» **LISTED ENTRIES**:
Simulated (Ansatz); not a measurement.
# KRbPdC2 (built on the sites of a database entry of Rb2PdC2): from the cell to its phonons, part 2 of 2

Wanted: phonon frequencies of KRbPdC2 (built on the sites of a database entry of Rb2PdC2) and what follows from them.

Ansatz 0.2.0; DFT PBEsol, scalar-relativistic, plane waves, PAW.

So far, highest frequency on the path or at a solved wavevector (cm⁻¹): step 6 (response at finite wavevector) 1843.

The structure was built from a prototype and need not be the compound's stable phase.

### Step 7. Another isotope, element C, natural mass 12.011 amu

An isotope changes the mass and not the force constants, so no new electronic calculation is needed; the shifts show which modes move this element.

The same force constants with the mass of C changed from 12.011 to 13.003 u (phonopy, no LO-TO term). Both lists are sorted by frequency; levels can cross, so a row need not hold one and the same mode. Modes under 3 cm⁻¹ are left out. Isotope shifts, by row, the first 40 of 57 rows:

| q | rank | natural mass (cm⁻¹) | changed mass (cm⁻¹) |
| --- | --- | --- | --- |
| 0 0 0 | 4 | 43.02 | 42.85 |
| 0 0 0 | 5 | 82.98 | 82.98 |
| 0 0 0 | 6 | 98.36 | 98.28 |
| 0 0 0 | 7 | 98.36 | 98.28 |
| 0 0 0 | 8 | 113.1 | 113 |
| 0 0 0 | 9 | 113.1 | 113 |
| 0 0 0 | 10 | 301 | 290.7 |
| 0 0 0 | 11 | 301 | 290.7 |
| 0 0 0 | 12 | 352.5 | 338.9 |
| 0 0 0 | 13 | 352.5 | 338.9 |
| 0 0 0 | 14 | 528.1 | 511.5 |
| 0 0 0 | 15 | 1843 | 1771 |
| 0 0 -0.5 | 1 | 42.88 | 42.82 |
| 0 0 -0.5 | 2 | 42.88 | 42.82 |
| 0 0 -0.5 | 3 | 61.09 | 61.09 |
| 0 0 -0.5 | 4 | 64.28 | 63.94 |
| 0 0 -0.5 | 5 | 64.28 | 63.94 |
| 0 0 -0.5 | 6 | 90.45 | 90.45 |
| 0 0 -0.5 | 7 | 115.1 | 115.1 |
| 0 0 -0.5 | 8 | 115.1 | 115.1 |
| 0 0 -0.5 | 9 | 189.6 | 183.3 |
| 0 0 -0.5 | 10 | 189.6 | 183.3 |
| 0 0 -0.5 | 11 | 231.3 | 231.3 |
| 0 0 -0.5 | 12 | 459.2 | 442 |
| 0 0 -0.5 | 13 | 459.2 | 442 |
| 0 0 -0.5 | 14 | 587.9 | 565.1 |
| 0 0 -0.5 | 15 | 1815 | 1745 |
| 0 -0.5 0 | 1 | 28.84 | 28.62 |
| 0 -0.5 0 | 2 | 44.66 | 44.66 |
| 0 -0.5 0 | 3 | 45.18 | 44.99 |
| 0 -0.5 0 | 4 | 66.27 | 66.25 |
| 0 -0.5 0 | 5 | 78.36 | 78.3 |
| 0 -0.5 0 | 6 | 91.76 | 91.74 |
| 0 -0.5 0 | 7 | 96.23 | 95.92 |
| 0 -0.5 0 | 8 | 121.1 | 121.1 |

» **TASK ITEM**:
In the listing above, find the line with "8 | 115.1 | 115.1 |" and the line with "96.23 | 95.92 |". Output those two lines and every line between them, exactly as written.

» **RESPONSE**:
| 0 0 -0.5 | 8 | 115.1 | 115.1 |
| 0 0 -0.5 | 9 | 189.6 | 183.3 |
| 0 0 -0.5 | 10 | 189.6 | 183.3 |
| 0 0 -0.5 | 11 | 231.3 | 231.3 |
| 0 0 -0.5 | 12 | 459.2 | 442 |
| 0 0 -0.5 | 13 | 459.2 | 442 |
| 0 0 -0.5 | 14 | 587.9 | 565.1 |
| 0 0 -0.5 | 15 | 1815 | 1745 |
| 0 -0.5 0 | 1 | 28.84 | 28.62 |
| 0 -0.5 0 | 2 | 44.66 | 44.66 |
| 0 -0.5 0 | 3 | 45.18 | 44.99 |
| 0 -0.5 0 | 4 | 66.27 | 66.25 |
| 0 -0.5 0 | 5 | 78.36 | 78.3 |
| 0 -0.5 0 | 6 | 91.76 | 91.74 |
| 0 -0.5 0 | 7 | 96.23 | 95.92 |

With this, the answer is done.